*** DATA FOR REVIEW ***
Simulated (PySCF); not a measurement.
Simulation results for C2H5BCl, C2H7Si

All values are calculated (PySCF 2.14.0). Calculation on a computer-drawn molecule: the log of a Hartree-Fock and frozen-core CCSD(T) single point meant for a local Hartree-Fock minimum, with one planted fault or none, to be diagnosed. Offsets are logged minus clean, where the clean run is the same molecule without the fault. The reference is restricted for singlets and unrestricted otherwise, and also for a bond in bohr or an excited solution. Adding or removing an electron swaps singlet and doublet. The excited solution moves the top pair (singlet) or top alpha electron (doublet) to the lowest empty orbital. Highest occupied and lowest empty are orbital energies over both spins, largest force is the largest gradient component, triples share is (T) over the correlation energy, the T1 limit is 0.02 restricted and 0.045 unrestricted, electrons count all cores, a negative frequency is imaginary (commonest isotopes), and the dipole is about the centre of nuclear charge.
*** End of DATA FOR REVIEW ***

- BRIEF: Reproduce the whole listing so that each line matches the original exactly.

- WORKED SOLUTION:
Simulated (PySCF); not a measurement.
Simulation results for C2H5BCl, C2H7Si

All values are calculated (PySCF 2.14.0). Calculation on a computer-drawn molecule: the log of a Hartree-Fock and frozen-core CCSD(T) single point meant for a local Hartree-Fock minimum, with one planted fault or none, to be diagnosed. Offsets are logged minus clean, where the clean run is the same molecule without the fault. The reference is restricted for singlets and unrestricted otherwise, and also for a bond in bohr or an excited solution. Adding or removing an electron swaps singlet and doublet. The excited solution moves the top pair (singlet) or top alpha electron (doublet) to the lowest empty orbital. Highest occupied and lowest empty are orbital energies over both spins, largest force is the largest gradient component, triples share is (T) over the correlation energy, the T1 limit is 0.02 restricted and 0.045 unrestricted, electrons count all cores, a negative frequency is imaginary (commonest isotopes), and the dipole is about the centre of nuclear charge.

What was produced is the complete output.